Supplied records Block Start
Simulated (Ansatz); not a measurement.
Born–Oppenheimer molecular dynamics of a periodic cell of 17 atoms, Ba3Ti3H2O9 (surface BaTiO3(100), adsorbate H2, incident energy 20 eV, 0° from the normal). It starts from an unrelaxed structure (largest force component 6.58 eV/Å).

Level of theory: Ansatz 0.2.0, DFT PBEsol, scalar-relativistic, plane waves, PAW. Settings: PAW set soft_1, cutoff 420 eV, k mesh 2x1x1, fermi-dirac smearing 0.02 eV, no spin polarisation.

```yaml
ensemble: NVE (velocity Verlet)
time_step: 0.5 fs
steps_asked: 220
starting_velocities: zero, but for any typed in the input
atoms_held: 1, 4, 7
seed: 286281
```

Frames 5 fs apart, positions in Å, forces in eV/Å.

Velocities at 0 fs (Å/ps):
Supplied records Block End

**Requirement:**
The full listing above should be retyped without any alteration.

**Result:**
Simulated (Ansatz); not a measurement.
Born–Oppenheimer molecular dynamics of a periodic cell of 17 atoms, Ba3Ti3H2O9 (surface BaTiO3(100), adsorbate H2, incident energy 20 eV, 0° from the normal). It starts from an unrelaxed structure (largest force component 6.58 eV/Å).

Level of theory: Ansatz 0.2.0, DFT PBEsol, scalar-relativistic, plane waves, PAW. Settings: PAW set soft_1, cutoff 420 eV, k mesh 2x1x1, fermi-dirac smearing 0.02 eV, no spin polarisation.

```yaml
ensemble: NVE (velocity Verlet)
time_step: 0.5 fs
steps_asked: 220
starting_velocities: zero, but for any typed in the input
atoms_held: 1, 4, 7
seed: 286281
```

Frames 5 fs apart, positions in Å, forces in eV/Å.

Velocities at 0 fs (Å/ps):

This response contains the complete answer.